▸ Brief:
Copy out the listing that follows in its entirety, keeping it exactly the same.

──────

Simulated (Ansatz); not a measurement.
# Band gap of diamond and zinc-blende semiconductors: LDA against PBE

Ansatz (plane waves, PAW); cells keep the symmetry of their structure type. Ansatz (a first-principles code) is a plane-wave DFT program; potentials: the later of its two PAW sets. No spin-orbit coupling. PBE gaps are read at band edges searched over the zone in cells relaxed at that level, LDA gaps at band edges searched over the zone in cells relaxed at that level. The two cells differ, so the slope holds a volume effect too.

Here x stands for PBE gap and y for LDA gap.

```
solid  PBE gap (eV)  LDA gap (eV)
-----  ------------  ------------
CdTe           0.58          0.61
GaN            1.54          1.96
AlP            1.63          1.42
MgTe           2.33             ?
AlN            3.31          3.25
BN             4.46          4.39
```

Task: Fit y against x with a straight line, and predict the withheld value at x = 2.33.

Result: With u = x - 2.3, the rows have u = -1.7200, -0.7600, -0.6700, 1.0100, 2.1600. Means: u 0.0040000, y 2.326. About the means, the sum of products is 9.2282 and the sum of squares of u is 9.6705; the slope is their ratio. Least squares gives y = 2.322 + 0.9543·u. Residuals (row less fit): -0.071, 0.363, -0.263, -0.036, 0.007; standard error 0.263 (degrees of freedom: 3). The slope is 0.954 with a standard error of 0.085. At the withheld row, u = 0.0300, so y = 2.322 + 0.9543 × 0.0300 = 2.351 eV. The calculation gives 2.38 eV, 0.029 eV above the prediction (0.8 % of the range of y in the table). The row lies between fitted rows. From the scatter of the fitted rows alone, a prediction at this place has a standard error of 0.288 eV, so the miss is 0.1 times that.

──────

▸ Exercise response:
Simulated (Ansatz); not a measurement.
# Band gap of diamond and zinc-blende semiconductors: LDA against PBE

Ansatz (plane waves, PAW); cells keep the symmetry of their structure type. Ansatz (a first-principles code) is a plane-wave DFT program; potentials: the later of its two PAW sets. No spin-orbit coupling. PBE gaps are read at band edges searched over the zone in cells relaxed at that level, LDA gaps at band edges searched over the zone in cells relaxed at that level. The two cells differ, so the slope holds a volume effect too.

Here x stands for PBE gap and y for LDA gap.

```
solid  PBE gap (eV)  LDA gap (eV)
-----  ------------  ------------
CdTe           0.58          0.61
GaN            1.54          1.96
AlP            1.63          1.42
MgTe           2.33             ?
AlN            3.31          3.25
BN             4.46          4.39
```

Task: Fit y against x with a straight line, and predict the withheld value at x = 2.33.

Result: With u = x - 2.3, the rows have u = -1.7200, -0.7600, -0.6700, 1.0100, 2.1600. Means: u 0.0040000, y 2.326. About the means, the sum of products is 9.2282 and the sum of squares of u is 9.6705; the slope is their ratio. Least squares gives y = 2.322 + 0.9543·u. Residuals (row less fit): -0.071, 0.363, -0.263, -0.036, 0.007; standard error 0.263 (degrees of freedom: 3). The slope is 0.954 with a standard error of 0.085. At the withheld row, u = 0.0300, so y = 2.322 + 0.9543 × 0.0300 = 2.351 eV. The calculation gives 2.38 eV, 0.029 eV above the prediction (0.8 % of the range of y in the table). The row lies between fitted rows. From the scatter of the fitted rows alone, a prediction at this place has a standard error of 0.288 eV, so the miss is 0.1 times that.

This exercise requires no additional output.